• _Data section_:
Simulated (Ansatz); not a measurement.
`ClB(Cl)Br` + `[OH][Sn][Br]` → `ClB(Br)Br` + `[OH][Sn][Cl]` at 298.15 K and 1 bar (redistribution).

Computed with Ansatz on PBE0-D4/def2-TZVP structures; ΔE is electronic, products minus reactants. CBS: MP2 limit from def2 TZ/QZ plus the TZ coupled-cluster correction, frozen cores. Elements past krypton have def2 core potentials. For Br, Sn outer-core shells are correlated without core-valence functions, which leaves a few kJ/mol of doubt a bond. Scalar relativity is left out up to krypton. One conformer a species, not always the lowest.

• _Work instruction_: Once more, write out the records exactly as they are.

• _Task result_:
Simulated (Ansatz); not a measurement.
`ClB(Cl)Br` + `[OH][Sn][Br]` → `ClB(Br)Br` + `[OH][Sn][Cl]` at 298.15 K and 1 bar (redistribution).

Computed with Ansatz on PBE0-D4/def2-TZVP structures; ΔE is electronic, products minus reactants. CBS: MP2 limit from def2 TZ/QZ plus the TZ coupled-cluster correction, frozen cores. Elements past krypton have def2 core potentials. For Br, Sn outer-core shells are correlated without core-valence functions, which leaves a few kJ/mol of doubt a bond. Scalar relativity is left out up to krypton. One conformer a species, not always the lowest.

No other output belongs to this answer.